■ EXCERPTED DATA:
════════════════
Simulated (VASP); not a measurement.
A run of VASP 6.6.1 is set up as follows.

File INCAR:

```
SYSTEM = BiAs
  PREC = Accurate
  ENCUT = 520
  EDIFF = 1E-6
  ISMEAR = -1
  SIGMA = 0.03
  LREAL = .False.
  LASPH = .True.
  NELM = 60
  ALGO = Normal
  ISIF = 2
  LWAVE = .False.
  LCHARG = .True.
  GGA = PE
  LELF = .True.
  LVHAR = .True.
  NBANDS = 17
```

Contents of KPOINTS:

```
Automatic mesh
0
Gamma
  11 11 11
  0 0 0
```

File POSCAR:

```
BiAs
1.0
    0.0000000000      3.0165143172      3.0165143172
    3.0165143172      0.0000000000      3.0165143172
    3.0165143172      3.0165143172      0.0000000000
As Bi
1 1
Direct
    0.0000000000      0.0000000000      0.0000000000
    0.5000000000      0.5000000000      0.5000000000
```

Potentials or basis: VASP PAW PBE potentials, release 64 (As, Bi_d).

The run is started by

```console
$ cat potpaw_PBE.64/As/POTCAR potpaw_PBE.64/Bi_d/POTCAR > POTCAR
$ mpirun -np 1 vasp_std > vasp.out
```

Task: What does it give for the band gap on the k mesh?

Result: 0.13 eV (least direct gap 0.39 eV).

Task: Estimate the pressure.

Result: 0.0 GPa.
════════════════

■ WORK ORDER:
Each record shown above must be printed once more, exactly.

■ RESULT:
Simulated (VASP); not a measurement.
A run of VASP 6.6.1 is set up as follows.

File INCAR:

```
SYSTEM = BiAs
  PREC = Accurate
  ENCUT = 520
  EDIFF = 1E-6
  ISMEAR = -1
  SIGMA = 0.03
  LREAL = .False.
  LASPH = .True.
  NELM = 60
  ALGO = Normal
  ISIF = 2
  LWAVE = .False.
  LCHARG = .True.
  GGA = PE
  LELF = .True.
  LVHAR = .True.
  NBANDS = 17
```

Contents of KPOINTS:

```
Automatic mesh
0
Gamma
  11 11 11
  0 0 0
```

File POSCAR:

```
BiAs
1.0
    0.0000000000      3.0165143172      3.0165143172
    3.0165143172      0.0000000000      3.0165143172
    3.0165143172      3.0165143172      0.0000000000
As Bi
1 1
Direct
    0.0000000000      0.0000000000      0.0000000000
    0.5000000000      0.5000000000      0.5000000000
```

Potentials or basis: VASP PAW PBE potentials, release 64 (As, Bi_d).

The run is started by

```console
$ cat potpaw_PBE.64/As/POTCAR potpaw_PBE.64/Bi_d/POTCAR > POTCAR
$ mpirun -np 1 vasp_std > vasp.out
```

Task: What does it give for the band gap on the k mesh?

Result: 0.13 eV (least direct gap 0.39 eV).

Task: Estimate the pressure.

Result: 0.0 GPa.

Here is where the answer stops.